- - - - -

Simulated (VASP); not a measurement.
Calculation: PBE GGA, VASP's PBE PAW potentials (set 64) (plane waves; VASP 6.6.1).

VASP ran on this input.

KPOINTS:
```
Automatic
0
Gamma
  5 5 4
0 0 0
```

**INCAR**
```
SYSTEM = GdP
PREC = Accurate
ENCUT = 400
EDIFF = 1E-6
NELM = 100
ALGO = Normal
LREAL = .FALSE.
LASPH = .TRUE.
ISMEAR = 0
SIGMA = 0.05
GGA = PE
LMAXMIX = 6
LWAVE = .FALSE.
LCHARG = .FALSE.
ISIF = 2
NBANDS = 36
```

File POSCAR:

- - - - -

▶ **Exercise**
Produce an exact copy of the whole listing.

▶ **Response box**
Simulated (VASP); not a measurement.
Calculation: PBE GGA, VASP's PBE PAW potentials (set 64) (plane waves; VASP 6.6.1).

VASP ran on this input.

KPOINTS:
```
Automatic
0
Gamma
  5 5 4
0 0 0
```

**INCAR**
```
SYSTEM = GdP
PREC = Accurate
ENCUT = 400
EDIFF = 1E-6
NELM = 100
ALGO = Normal
LREAL = .FALSE.
LASPH = .TRUE.
ISMEAR = 0
SIGMA = 0.05
GGA = PE
LMAXMIX = 6
LWAVE = .FALSE.
LCHARG = .FALSE.
ISIF = 2
NBANDS = 36
```

File POSCAR:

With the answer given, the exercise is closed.